┄┄┄┄┄┄┄┄┄┄┄┄┄┄┄┄┄┄┄┄

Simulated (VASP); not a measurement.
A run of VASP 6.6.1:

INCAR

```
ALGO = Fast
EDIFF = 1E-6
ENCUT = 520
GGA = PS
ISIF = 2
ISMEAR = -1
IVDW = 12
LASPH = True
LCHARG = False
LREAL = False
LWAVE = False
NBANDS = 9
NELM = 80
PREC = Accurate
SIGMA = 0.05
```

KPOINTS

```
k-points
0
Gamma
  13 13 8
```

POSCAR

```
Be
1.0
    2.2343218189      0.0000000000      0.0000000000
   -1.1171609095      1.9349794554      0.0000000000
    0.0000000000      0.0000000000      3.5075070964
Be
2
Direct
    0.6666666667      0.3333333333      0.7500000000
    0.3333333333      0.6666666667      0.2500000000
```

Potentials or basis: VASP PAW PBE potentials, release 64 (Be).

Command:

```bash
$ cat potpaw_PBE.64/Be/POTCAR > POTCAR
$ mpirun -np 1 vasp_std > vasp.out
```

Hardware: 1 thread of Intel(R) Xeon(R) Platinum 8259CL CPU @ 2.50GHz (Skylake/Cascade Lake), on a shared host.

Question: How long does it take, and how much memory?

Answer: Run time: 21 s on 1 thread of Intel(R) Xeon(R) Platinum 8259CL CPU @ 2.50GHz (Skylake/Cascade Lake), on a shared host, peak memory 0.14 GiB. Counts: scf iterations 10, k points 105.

┄┄┄┄┄┄┄┄┄┄┄┄┄┄┄┄┄┄┄┄

* TASK ITEM *
Please repeat word for word the lines above that run from the beginning through the line containing "Question: How long", keeping both the first and that last line.

* RESPONSE *
Simulated (VASP); not a measurement.
A run of VASP 6.6.1:

INCAR

```
ALGO = Fast
EDIFF = 1E-6
ENCUT = 520
GGA = PS
ISIF = 2
ISMEAR = -1
IVDW = 12
LASPH = True
LCHARG = False
LREAL = False
LWAVE = False
NBANDS = 9
NELM = 80
PREC = Accurate
SIGMA = 0.05
```

KPOINTS

```
k-points
0
Gamma
  13 13 8
```

POSCAR

```
Be
1.0
    2.2343218189      0.0000000000      0.0000000000
   -1.1171609095      1.9349794554      0.0000000000
    0.0000000000      0.0000000000      3.5075070964
Be
2
Direct
    0.6666666667      0.3333333333      0.7500000000
    0.3333333333      0.6666666667      0.2500000000
```

Potentials or basis: VASP PAW PBE potentials, release 64 (Be).

Command:

```bash
$ cat potpaw_PBE.64/Be/POTCAR > POTCAR
$ mpirun -np 1 vasp_std > vasp.out
```

Hardware: 1 thread of Intel(R) Xeon(R) Platinum 8259CL CPU @ 2.50GHz (Skylake/Cascade Lake), on a shared host.

Question: How long does it take, and how much memory?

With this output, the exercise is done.